_ _ _ _ _

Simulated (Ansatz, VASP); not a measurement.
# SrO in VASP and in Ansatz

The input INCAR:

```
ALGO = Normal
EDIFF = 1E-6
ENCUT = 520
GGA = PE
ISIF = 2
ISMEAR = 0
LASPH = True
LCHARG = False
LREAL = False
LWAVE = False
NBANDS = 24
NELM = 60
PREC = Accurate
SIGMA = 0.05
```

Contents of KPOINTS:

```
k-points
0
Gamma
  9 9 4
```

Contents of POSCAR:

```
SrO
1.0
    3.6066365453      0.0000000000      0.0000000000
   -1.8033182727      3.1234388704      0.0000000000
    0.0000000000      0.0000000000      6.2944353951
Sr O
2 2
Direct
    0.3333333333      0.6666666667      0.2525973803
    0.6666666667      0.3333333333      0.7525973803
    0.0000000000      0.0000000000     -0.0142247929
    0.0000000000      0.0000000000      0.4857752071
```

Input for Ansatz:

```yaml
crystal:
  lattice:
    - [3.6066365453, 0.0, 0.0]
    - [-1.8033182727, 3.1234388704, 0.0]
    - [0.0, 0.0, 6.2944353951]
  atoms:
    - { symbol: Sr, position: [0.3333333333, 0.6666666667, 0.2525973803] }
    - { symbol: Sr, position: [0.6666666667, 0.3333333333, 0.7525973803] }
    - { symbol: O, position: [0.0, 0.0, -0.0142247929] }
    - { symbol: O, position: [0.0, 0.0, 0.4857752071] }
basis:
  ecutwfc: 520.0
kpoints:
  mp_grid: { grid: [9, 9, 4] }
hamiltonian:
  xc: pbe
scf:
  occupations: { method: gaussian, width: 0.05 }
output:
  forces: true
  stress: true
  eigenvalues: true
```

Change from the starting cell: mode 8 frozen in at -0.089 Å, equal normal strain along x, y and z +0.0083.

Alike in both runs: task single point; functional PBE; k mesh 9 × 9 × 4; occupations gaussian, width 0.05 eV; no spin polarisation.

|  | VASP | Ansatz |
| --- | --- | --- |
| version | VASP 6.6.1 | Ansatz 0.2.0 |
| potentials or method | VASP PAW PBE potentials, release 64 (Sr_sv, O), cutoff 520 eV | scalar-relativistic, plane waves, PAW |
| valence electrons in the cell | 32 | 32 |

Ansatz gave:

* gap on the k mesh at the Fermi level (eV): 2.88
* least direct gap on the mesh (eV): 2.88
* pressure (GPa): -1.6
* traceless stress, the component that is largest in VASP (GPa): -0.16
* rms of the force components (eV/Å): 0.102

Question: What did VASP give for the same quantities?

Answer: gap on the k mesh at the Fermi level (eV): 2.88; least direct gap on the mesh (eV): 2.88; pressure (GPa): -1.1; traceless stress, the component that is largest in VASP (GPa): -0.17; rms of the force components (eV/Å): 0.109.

_ _ _ _ _

- WORK REQUEST:
Which lines above run from the one containing "# SrO in VASP and in Ansatz" down to the one containing "pressure (GPa): -1.6"? Repeat exactly those, both ends included, and nothing else.

- TASK RESPONSE:
# SrO in VASP and in Ansatz

The input INCAR:

```
ALGO = Normal
EDIFF = 1E-6
ENCUT = 520
GGA = PE
ISIF = 2
ISMEAR = 0
LASPH = True
LCHARG = False
LREAL = False
LWAVE = False
NBANDS = 24
NELM = 60
PREC = Accurate
SIGMA = 0.05
```

Contents of KPOINTS:

```
k-points
0
Gamma
  9 9 4
```

Contents of POSCAR:

```
SrO
1.0
    3.6066365453      0.0000000000      0.0000000000
   -1.8033182727      3.1234388704      0.0000000000
    0.0000000000      0.0000000000      6.2944353951
Sr O
2 2
Direct
    0.3333333333      0.6666666667      0.2525973803
    0.6666666667      0.3333333333      0.7525973803
    0.0000000000      0.0000000000     -0.0142247929
    0.0000000000      0.0000000000      0.4857752071
```

Input for Ansatz:

```yaml
crystal:
  lattice:
    - [3.6066365453, 0.0, 0.0]
    - [-1.8033182727, 3.1234388704, 0.0]
    - [0.0, 0.0, 6.2944353951]
  atoms:
    - { symbol: Sr, position: [0.3333333333, 0.6666666667, 0.2525973803] }
    - { symbol: Sr, position: [0.6666666667, 0.3333333333, 0.7525973803] }
    - { symbol: O, position: [0.0, 0.0, -0.0142247929] }
    - { symbol: O, position: [0.0, 0.0, 0.4857752071] }
basis:
  ecutwfc: 520.0
kpoints:
  mp_grid: { grid: [9, 9, 4] }
hamiltonian:
  xc: pbe
scf:
  occupations: { method: gaussian, width: 0.05 }
output:
  forces: true
  stress: true
  eigenvalues: true
```

Change from the starting cell: mode 8 frozen in at -0.089 Å, equal normal strain along x, y and z +0.0083.

Alike in both runs: task single point; functional PBE; k mesh 9 × 9 × 4; occupations gaussian, width 0.05 eV; no spin polarisation.

|  | VASP | Ansatz |
| --- | --- | --- |
| version | VASP 6.6.1 | Ansatz 0.2.0 |
| potentials or method | VASP PAW PBE potentials, release 64 (Sr_sv, O), cutoff 520 eV | scalar-relativistic, plane waves, PAW |
| valence electrons in the cell | 32 | 32 |

Ansatz gave:

* gap on the k mesh at the Fermi level (eV): 2.88
* least direct gap on the mesh (eV): 2.88
* pressure (GPa): -1.6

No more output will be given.